* ASSIGNMENT *
Word for word, write out all of the entries that follow.

* DATA TO EXAMINE *
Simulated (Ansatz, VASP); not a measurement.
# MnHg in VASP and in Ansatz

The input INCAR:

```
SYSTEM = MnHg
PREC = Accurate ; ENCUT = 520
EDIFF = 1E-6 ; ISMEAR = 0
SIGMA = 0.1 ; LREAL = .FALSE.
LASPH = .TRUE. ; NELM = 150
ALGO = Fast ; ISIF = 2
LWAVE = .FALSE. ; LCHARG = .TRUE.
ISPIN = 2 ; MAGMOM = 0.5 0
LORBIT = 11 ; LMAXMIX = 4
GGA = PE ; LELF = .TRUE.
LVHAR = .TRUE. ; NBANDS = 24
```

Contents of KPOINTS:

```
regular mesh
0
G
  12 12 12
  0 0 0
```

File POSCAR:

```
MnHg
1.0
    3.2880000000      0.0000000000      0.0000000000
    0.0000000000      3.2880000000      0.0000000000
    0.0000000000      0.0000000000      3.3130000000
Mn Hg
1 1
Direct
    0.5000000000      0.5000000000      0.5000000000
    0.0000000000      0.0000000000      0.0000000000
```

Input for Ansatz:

* TASK RESULT *
Simulated (Ansatz, VASP); not a measurement.
# MnHg in VASP and in Ansatz

The input INCAR:

```
SYSTEM = MnHg
PREC = Accurate ; ENCUT = 520
EDIFF = 1E-6 ; ISMEAR = 0
SIGMA = 0.1 ; LREAL = .FALSE.
LASPH = .TRUE. ; NELM = 150
ALGO = Fast ; ISIF = 2
LWAVE = .FALSE. ; LCHARG = .TRUE.
ISPIN = 2 ; MAGMOM = 0.5 0
LORBIT = 11 ; LMAXMIX = 4
GGA = PE ; LELF = .TRUE.
LVHAR = .TRUE. ; NBANDS = 24
```

Contents of KPOINTS:

```
regular mesh
0
G
  12 12 12
  0 0 0
```

File POSCAR:

```
MnHg
1.0
    3.2880000000      0.0000000000      0.0000000000
    0.0000000000      3.2880000000      0.0000000000
    0.0000000000      0.0000000000      3.3130000000
Mn Hg
1 1
Direct
    0.5000000000      0.5000000000      0.5000000000
    0.0000000000      0.0000000000      0.0000000000
```

Input for Ansatz:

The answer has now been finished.